Leave no line out. Transcribe the whole listing exactly.

________________________

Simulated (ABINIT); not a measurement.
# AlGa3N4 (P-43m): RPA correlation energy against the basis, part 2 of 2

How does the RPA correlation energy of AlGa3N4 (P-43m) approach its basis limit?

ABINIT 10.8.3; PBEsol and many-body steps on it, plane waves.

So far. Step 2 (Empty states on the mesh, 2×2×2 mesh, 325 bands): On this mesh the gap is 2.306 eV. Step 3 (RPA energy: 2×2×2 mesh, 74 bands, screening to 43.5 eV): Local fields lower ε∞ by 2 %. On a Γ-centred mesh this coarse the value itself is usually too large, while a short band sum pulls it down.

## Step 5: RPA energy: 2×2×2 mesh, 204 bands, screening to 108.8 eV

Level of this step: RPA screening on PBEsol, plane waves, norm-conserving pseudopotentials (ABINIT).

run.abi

________________________

--- Reply ---
Simulated (ABINIT); not a measurement.
# AlGa3N4 (P-43m): RPA correlation energy against the basis, part 2 of 2

How does the RPA correlation energy of AlGa3N4 (P-43m) approach its basis limit?

ABINIT 10.8.3; PBEsol and many-body steps on it, plane waves.

So far. Step 2 (Empty states on the mesh, 2×2×2 mesh, 325 bands): On this mesh the gap is 2.306 eV. Step 3 (RPA energy: 2×2×2 mesh, 74 bands, screening to 43.5 eV): Local fields lower ε∞ by 2 %. On a Γ-centred mesh this coarse the value itself is usually too large, while a short band sum pulls it down.

## Step 5: RPA energy: 2×2×2 mesh, 204 bands, screening to 108.8 eV

Level of this step: RPA screening on PBEsol, plane waves, norm-conserving pseudopotentials (ABINIT).

run.abi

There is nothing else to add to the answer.